*WORK INSTRUCTION*: In your answer, transcribe all of the data exactly.

=== EXTRACTED ENTRIES ===

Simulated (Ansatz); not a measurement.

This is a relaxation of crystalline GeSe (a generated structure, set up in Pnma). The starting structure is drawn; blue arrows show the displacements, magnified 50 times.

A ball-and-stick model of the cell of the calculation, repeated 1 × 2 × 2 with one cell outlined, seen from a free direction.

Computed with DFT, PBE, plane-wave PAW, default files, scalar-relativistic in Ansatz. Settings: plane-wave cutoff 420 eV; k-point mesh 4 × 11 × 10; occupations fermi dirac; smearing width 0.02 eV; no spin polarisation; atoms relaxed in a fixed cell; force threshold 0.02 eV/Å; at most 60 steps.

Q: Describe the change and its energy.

===

*TASK RESULT*:
Simulated (Ansatz); not a measurement.

This is a relaxation of crystalline GeSe (a generated structure, set up in Pnma). The starting structure is drawn; blue arrows show the displacements, magnified 50 times.

A ball-and-stick model of the cell of the calculation, repeated 1 × 2 × 2 with one cell outlined, seen from a free direction.

Computed with DFT, PBE, plane-wave PAW, default files, scalar-relativistic in Ansatz. Settings: plane-wave cutoff 420 eV; k-point mesh 4 × 11 × 10; occupations fermi dirac; smearing width 0.02 eV; no spin polarisation; atoms relaxed in a fixed cell; force threshold 0.02 eV/Å; at most 60 steps.

Q: Describe the change and its energy.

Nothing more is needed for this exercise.